--- Excerpted records ---
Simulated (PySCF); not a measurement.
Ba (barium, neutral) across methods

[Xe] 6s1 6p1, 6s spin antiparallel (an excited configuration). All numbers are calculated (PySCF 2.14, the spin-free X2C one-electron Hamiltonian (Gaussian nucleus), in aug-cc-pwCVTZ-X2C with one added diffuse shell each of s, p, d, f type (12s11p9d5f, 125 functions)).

--- Work task ---
Can you give every line above again, exactly as written?

--- Response area ---
Simulated (PySCF); not a measurement.
Ba (barium, neutral) across methods

[Xe] 6s1 6p1, 6s spin antiparallel (an excited configuration). All numbers are calculated (PySCF 2.14, the spin-free X2C one-electron Hamiltonian (Gaussian nucleus), in aug-cc-pwCVTZ-X2C with one added diffuse shell each of s, p, d, f type (12s11p9d5f, 125 functions)).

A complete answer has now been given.